## Exercise:
Copy the following listing word for word.

======== Provided material ========

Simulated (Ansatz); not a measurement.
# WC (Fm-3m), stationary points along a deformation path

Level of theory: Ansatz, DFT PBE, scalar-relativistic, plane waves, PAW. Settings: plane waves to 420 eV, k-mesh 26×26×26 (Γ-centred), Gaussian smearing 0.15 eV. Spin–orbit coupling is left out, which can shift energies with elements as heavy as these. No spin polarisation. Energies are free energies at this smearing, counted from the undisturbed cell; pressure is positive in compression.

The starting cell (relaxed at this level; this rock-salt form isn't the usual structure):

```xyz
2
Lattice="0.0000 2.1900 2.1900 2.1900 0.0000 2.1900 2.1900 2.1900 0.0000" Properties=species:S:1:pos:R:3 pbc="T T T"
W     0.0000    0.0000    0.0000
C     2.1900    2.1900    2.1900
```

========

## Response:
Simulated (Ansatz); not a measurement.
# WC (Fm-3m), stationary points along a deformation path

Level of theory: Ansatz, DFT PBE, scalar-relativistic, plane waves, PAW. Settings: plane waves to 420 eV, k-mesh 26×26×26 (Γ-centred), Gaussian smearing 0.15 eV. Spin–orbit coupling is left out, which can shift energies with elements as heavy as these. No spin polarisation. Energies are free energies at this smearing, counted from the undisturbed cell; pressure is positive in compression.

The starting cell (relaxed at this level; this rock-salt form isn't the usual structure):

```xyz
2
Lattice="0.0000 2.1900 2.1900 2.1900 0.0000 2.1900 2.1900 2.1900 0.0000" Properties=species:S:1:pos:R:3 pbc="T T T"
W     0.0000    0.0000    0.0000
C     2.1900    2.1900    2.1900
```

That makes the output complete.